▸ **Work instruction**: Give back the records in full, with every line exactly as it was.

▸ **Source material**:

-.-.-

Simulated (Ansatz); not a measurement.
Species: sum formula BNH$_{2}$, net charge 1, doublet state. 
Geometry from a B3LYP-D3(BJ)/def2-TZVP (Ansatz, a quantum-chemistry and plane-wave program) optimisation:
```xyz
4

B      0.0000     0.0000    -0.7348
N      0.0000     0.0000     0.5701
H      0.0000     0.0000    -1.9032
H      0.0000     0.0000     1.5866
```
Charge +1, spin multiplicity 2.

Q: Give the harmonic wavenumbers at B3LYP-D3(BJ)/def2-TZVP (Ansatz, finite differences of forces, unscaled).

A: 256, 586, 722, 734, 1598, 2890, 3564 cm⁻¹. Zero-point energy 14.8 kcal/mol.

-.-.-

▸ **Answer box**:
Simulated (Ansatz); not a measurement.
Species: sum formula BNH$_{2}$, net charge 1, doublet state. 
Geometry from a B3LYP-D3(BJ)/def2-TZVP (Ansatz, a quantum-chemistry and plane-wave program) optimisation:
```xyz
4

B      0.0000     0.0000    -0.7348
N      0.0000     0.0000     0.5701
H      0.0000     0.0000    -1.9032
H      0.0000     0.0000     1.5866
```
Charge +1, spin multiplicity 2.

Q: Give the harmonic wavenumbers at B3LYP-D3(BJ)/def2-TZVP (Ansatz, finite differences of forces, unscaled).

A: 256, 586, 722, 734, 1598, 2890, 3564 cm⁻¹. Zero-point energy 14.8 kcal/mol.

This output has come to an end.